Information given:
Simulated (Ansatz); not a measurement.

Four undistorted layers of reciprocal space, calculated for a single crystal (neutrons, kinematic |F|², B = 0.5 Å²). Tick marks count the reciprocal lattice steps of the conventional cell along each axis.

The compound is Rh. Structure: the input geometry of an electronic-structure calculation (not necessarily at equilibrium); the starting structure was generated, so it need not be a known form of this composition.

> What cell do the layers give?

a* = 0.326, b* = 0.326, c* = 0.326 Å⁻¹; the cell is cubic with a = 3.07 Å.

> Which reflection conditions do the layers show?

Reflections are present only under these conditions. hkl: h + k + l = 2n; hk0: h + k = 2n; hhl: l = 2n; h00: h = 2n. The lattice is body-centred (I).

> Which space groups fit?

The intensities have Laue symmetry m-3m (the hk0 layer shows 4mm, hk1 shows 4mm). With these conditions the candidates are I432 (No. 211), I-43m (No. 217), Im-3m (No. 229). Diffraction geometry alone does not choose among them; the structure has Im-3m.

Work instruction:
Nothing should appear in the answer except the lines above from the line with "a* = 0.326, b*" through the line with "space groups fit?", both included, written out exactly.

Answer area:
a* = 0.326, b* = 0.326, c* = 0.326 Å⁻¹; the cell is cubic with a = 3.07 Å.

> Which reflection conditions do the layers show?

Reflections are present only under these conditions. hkl: h + k + l = 2n; hk0: h + k = 2n; hhl: l = 2n; h00: h = 2n. The lattice is body-centred (I).

> Which space groups fit?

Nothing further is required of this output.